Copy the lines below verbatim. Begin with the first and end with the line containing "Settings of every".

>>>>>

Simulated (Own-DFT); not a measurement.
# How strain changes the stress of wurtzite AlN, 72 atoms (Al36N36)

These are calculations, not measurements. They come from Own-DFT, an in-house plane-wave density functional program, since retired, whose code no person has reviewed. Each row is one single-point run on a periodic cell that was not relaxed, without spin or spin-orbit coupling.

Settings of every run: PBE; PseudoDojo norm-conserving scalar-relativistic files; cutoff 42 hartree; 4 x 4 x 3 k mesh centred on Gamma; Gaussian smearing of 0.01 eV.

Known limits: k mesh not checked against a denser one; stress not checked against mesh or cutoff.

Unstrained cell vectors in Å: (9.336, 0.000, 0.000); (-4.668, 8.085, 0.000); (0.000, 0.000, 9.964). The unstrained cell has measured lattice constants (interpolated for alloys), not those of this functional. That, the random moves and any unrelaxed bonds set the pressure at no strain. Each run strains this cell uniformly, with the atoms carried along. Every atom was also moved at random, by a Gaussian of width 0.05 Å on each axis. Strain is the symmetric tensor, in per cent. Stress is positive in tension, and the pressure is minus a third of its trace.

<<<<<

- [Your solution]:
Simulated (Own-DFT); not a measurement.
# How strain changes the stress of wurtzite AlN, 72 atoms (Al36N36)

These are calculations, not measurements. They come from Own-DFT, an in-house plane-wave density functional program, since retired, whose code no person has reviewed. Each row is one single-point run on a periodic cell that was not relaxed, without spin or spin-orbit coupling.

Settings of every run: PBE; PseudoDojo norm-conserving scalar-relativistic files; cutoff 42 hartree; 4 x 4 x 3 k mesh centred on Gamma; Gaussian smearing of 0.01 eV.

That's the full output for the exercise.